►

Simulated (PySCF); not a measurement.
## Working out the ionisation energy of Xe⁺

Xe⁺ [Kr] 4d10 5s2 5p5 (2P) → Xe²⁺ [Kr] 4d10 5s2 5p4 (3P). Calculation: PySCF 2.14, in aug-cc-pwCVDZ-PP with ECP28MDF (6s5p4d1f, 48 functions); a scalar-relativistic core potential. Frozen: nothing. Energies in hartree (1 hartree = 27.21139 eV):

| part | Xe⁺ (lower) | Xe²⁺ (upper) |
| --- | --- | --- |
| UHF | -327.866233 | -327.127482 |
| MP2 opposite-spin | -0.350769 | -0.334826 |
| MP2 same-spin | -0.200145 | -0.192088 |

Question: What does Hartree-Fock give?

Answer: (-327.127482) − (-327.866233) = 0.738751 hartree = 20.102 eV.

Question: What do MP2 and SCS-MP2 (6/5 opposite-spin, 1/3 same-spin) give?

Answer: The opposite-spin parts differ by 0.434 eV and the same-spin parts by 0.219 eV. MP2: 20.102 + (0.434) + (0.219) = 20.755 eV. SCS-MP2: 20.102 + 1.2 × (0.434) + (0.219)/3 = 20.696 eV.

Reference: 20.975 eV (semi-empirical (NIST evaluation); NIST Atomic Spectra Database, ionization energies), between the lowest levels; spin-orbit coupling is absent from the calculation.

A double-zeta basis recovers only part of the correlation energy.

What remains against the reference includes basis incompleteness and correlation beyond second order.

◄

The lines from the start of the entries above through the line containing "Answer: The opposite-spin" are the ones to return, please; copy them exactly and include both ends.

• Written solution:
Simulated (PySCF); not a measurement.
## Working out the ionisation energy of Xe⁺

Xe⁺ [Kr] 4d10 5s2 5p5 (2P) → Xe²⁺ [Kr] 4d10 5s2 5p4 (3P). Calculation: PySCF 2.14, in aug-cc-pwCVDZ-PP with ECP28MDF (6s5p4d1f, 48 functions); a scalar-relativistic core potential. Frozen: nothing. Energies in hartree (1 hartree = 27.21139 eV):

| part | Xe⁺ (lower) | Xe²⁺ (upper) |
| --- | --- | --- |
| UHF | -327.866233 | -327.127482 |
| MP2 opposite-spin | -0.350769 | -0.334826 |
| MP2 same-spin | -0.200145 | -0.192088 |

Question: What does Hartree-Fock give?

Answer: (-327.127482) − (-327.866233) = 0.738751 hartree = 20.102 eV.

Question: What do MP2 and SCS-MP2 (6/5 opposite-spin, 1/3 same-spin) give?

Answer: The opposite-spin parts differ by 0.434 eV and the same-spin parts by 0.219 eV. MP2: 20.102 + (0.434) + (0.219) = 20.755 eV. SCS-MP2: 20.102 + 1.2 × (0.434) + (0.219)/3 = 20.696 eV.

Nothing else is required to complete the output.